Start with the first line of the data and end with the line that holds "The run gave"; write out each one exactly.

■ ■ ■ ■
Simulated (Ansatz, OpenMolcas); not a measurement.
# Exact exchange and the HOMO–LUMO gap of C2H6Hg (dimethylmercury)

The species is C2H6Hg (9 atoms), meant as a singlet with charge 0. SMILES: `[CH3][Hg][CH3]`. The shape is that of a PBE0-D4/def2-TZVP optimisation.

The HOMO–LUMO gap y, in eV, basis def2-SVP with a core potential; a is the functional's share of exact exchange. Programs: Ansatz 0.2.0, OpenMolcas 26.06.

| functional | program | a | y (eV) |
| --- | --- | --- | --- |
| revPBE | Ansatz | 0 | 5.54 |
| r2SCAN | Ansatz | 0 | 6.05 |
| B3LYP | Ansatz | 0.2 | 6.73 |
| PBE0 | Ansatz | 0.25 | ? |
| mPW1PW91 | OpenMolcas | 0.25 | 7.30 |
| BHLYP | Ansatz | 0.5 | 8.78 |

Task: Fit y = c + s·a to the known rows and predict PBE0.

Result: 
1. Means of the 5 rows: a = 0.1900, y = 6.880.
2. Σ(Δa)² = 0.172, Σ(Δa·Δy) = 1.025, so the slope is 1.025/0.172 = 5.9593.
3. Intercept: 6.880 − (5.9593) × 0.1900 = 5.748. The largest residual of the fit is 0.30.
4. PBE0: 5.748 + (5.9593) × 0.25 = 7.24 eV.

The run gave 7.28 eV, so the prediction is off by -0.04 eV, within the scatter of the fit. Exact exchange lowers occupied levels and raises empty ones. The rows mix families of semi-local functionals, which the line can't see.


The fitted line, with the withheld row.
■ ■ ■ ■

_Task solution:_
Simulated (Ansatz, OpenMolcas); not a measurement.
# Exact exchange and the HOMO–LUMO gap of C2H6Hg (dimethylmercury)

The species is C2H6Hg (9 atoms), meant as a singlet with charge 0. SMILES: `[CH3][Hg][CH3]`. The shape is that of a PBE0-D4/def2-TZVP optimisation.

The HOMO–LUMO gap y, in eV, basis def2-SVP with a core potential; a is the functional's share of exact exchange. Programs: Ansatz 0.2.0, OpenMolcas 26.06.

| functional | program | a | y (eV) |
| --- | --- | --- | --- |
| revPBE | Ansatz | 0 | 5.54 |
| r2SCAN | Ansatz | 0 | 6.05 |
| B3LYP | Ansatz | 0.2 | 6.73 |
| PBE0 | Ansatz | 0.25 | ? |
| mPW1PW91 | OpenMolcas | 0.25 | 7.30 |
| BHLYP | Ansatz | 0.5 | 8.78 |

Task: Fit y = c + s·a to the known rows and predict PBE0.

Result: 
1. Means of the 5 rows: a = 0.1900, y = 6.880.
2. Σ(Δa)² = 0.172, Σ(Δa·Δy) = 1.025, so the slope is 1.025/0.172 = 5.9593.
3. Intercept: 6.880 − (5.9593) × 0.1900 = 5.748. The largest residual of the fit is 0.30.
4. PBE0: 5.748 + (5.9593) × 0.25 = 7.24 eV.

The run gave 7.28 eV, so the prediction is off by -0.04 eV, within the scatter of the fit. Exact exchange lowers occupied levels and raises empty ones. The rows mix families of semi-local functionals, which the line can't see.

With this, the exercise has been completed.